■ **Required action**
Each line from the opening of the listing below through the line that contains "Main program and" is to be output exactly as written.

+ + + + +

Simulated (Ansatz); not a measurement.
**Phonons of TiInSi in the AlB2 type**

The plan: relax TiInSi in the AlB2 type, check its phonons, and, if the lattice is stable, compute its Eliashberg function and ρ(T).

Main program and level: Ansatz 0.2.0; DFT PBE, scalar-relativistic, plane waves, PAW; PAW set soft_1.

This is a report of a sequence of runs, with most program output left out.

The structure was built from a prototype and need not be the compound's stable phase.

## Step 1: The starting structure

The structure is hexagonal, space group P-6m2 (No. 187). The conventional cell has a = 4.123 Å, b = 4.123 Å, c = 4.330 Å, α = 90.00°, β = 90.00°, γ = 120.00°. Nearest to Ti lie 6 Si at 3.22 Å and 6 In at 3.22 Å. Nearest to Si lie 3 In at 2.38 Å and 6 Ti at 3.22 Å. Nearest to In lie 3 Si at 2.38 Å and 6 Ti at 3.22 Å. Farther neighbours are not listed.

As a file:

+ + + + +

■ **Response**
Simulated (Ansatz); not a measurement.
**Phonons of TiInSi in the AlB2 type**

The plan: relax TiInSi in the AlB2 type, check its phonons, and, if the lattice is stable, compute its Eliashberg function and ρ(T).

Main program and level: Ansatz 0.2.0; DFT PBE, scalar-relativistic, plane waves, PAW; PAW set soft_1.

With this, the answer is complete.